Segment Open

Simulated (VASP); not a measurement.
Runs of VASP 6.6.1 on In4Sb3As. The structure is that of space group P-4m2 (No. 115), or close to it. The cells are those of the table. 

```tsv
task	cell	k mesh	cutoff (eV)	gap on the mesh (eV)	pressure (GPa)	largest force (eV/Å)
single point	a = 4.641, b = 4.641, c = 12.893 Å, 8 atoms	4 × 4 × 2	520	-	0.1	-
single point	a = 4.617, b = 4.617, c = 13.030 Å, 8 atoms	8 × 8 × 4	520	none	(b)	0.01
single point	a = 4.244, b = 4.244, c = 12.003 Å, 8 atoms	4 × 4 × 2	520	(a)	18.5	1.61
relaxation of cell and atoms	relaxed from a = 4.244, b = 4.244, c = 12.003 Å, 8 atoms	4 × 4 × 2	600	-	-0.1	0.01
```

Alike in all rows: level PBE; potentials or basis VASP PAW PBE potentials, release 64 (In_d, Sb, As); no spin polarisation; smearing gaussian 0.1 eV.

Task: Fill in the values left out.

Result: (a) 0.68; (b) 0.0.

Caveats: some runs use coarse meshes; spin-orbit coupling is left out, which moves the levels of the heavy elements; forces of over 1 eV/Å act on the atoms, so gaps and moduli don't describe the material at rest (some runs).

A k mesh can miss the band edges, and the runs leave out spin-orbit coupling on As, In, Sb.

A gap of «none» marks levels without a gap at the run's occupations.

Segment Closed

→ **BRIEF**
Each line of the data has to be written out exactly as it appears.

→ **EXERCISE OUTPUT**
Simulated (VASP); not a measurement.
Runs of VASP 6.6.1 on In4Sb3As. The structure is that of space group P-4m2 (No. 115), or close to it. The cells are those of the table. 

```tsv
task	cell	k mesh	cutoff (eV)	gap on the mesh (eV)	pressure (GPa)	largest force (eV/Å)
single point	a = 4.641, b = 4.641, c = 12.893 Å, 8 atoms	4 × 4 × 2	520	-	0.1	-
single point	a = 4.617, b = 4.617, c = 13.030 Å, 8 atoms	8 × 8 × 4	520	none	(b)	0.01
single point	a = 4.244, b = 4.244, c = 12.003 Å, 8 atoms	4 × 4 × 2	520	(a)	18.5	1.61
relaxation of cell and atoms	relaxed from a = 4.244, b = 4.244, c = 12.003 Å, 8 atoms	4 × 4 × 2	600	-	-0.1	0.01
```

Alike in all rows: level PBE; potentials or basis VASP PAW PBE potentials, release 64 (In_d, Sb, As); no spin polarisation; smearing gaussian 0.1 eV.

Task: Fill in the values left out.

Result: (a) 0.68; (b) 0.0.

Caveats: some runs use coarse meshes; spin-orbit coupling is left out, which moves the levels of the heavy elements; forces of over 1 eV/Å act on the atoms, so gaps and moduli don't describe the material at rest (some runs).

A k mesh can miss the band edges, and the runs leave out spin-orbit coupling on As, In, Sb.

A gap of «none» marks levels without a gap at the run's occupations.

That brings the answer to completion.